- [Action item]
Write the listing out again verbatim, leaving nothing out.

- [Supplied information]
..............................

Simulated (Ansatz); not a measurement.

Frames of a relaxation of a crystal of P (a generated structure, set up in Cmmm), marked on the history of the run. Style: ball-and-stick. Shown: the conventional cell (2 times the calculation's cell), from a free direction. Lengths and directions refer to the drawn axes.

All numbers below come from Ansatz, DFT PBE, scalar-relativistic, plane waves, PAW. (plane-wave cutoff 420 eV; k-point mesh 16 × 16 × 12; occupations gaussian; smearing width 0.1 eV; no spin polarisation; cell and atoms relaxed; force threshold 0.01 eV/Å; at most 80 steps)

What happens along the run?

..............................

- [Exercise output]
Simulated (Ansatz); not a measurement.

Frames of a relaxation of a crystal of P (a generated structure, set up in Cmmm), marked on the history of the run. Style: ball-and-stick. Shown: the conventional cell (2 times the calculation's cell), from a free direction. Lengths and directions refer to the drawn axes.

All numbers below come from Ansatz, DFT PBE, scalar-relativistic, plane waves, PAW. (plane-wave cutoff 420 eV; k-point mesh 16 × 16 × 12; occupations gaussian; smearing width 0.1 eV; no spin polarisation; cell and atoms relaxed; force threshold 0.01 eV/Å; at most 80 steps)

What happens along the run?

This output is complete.